==================================================
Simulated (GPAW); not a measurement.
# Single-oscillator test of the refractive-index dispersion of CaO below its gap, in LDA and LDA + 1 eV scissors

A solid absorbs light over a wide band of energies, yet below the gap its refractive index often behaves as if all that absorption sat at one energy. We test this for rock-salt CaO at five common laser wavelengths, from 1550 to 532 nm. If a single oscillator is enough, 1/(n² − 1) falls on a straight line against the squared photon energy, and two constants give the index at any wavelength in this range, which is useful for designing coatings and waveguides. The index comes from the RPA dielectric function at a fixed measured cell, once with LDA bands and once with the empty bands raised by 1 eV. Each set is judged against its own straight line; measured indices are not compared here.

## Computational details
==================================================

Work order>
Each line of the listing should be echoed back exactly.

Expected answer>
Simulated (GPAW); not a measurement.
# Single-oscillator test of the refractive-index dispersion of CaO below its gap, in LDA and LDA + 1 eV scissors

A solid absorbs light over a wide band of energies, yet below the gap its refractive index often behaves as if all that absorption sat at one energy. We test this for rock-salt CaO at five common laser wavelengths, from 1550 to 532 nm. If a single oscillator is enough, 1/(n² − 1) falls on a straight line against the squared photon energy, and two constants give the index at any wavelength in this range, which is useful for designing coatings and waveguides. The index comes from the RPA dielectric function at a fixed measured cell, once with LDA bands and once with the empty bands raised by 1 eV. Each set is judged against its own straight line; measured indices are not compared here.

## Computational details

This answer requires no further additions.